• Requirement
Give again the lines of the data from its first line through the line with "Caveats: spin-orbit coupling". Change nothing.

• Record set
[Start of Attachment]

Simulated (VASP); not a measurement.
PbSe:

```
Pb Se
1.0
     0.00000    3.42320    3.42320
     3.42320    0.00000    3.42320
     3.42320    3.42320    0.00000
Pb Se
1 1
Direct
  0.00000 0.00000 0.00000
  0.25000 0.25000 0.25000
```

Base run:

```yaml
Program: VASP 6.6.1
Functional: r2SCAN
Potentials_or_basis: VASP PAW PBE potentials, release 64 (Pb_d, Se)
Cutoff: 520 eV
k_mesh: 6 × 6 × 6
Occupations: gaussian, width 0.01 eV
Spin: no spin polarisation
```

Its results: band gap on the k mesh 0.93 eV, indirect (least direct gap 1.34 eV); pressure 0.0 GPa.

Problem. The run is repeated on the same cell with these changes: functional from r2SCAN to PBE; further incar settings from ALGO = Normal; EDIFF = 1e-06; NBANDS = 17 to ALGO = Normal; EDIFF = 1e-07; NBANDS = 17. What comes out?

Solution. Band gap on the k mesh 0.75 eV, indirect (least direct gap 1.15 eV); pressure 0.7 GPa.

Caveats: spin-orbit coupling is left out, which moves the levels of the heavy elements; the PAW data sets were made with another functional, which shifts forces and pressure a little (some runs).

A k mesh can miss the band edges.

[End of Attachment]

• Task response
Simulated (VASP); not a measurement.
PbSe:

```
Pb Se
1.0
     0.00000    3.42320    3.42320
     3.42320    0.00000    3.42320
     3.42320    3.42320    0.00000
Pb Se
1 1
Direct
  0.00000 0.00000 0.00000
  0.25000 0.25000 0.25000
```

Base run:

```yaml
Program: VASP 6.6.1
Functional: r2SCAN
Potentials_or_basis: VASP PAW PBE potentials, release 64 (Pb_d, Se)
Cutoff: 520 eV
k_mesh: 6 × 6 × 6
Occupations: gaussian, width 0.01 eV
Spin: no spin polarisation
```

Its results: band gap on the k mesh 0.93 eV, indirect (least direct gap 1.34 eV); pressure 0.0 GPa.

Problem. The run is repeated on the same cell with these changes: functional from r2SCAN to PBE; further incar settings from ALGO = Normal; EDIFF = 1e-06; NBANDS = 17 to ALGO = Normal; EDIFF = 1e-07; NBANDS = 17. What comes out?

Solution. Band gap on the k mesh 0.75 eV, indirect (least direct gap 1.15 eV); pressure 0.7 GPa.

Caveats: spin-orbit coupling is left out, which moves the levels of the heavy elements; the PAW data sets were made with another functional, which shifts forces and pressure a little (some runs).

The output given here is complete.